### WORK INSTRUCTION
In the entries that follow, find the line containing "### 1 The structure to begin with", then output exactly every line from the first through that one.

### ENTRIES SHOWN
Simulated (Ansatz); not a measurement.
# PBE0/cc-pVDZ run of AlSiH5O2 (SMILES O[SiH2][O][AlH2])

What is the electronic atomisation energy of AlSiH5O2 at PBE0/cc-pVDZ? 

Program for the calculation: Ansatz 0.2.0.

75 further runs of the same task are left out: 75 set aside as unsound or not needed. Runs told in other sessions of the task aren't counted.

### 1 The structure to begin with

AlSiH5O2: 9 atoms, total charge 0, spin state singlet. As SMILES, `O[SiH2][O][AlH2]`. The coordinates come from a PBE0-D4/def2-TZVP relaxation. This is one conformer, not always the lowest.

### WRITTEN RESPONSE
Simulated (Ansatz); not a measurement.
# PBE0/cc-pVDZ run of AlSiH5O2 (SMILES O[SiH2][O][AlH2])

What is the electronic atomisation energy of AlSiH5O2 at PBE0/cc-pVDZ? 

Program for the calculation: Ansatz 0.2.0.

75 further runs of the same task are left out: 75 set aside as unsound or not needed. Runs told in other sessions of the task aren't counted.

### 1 The structure to begin with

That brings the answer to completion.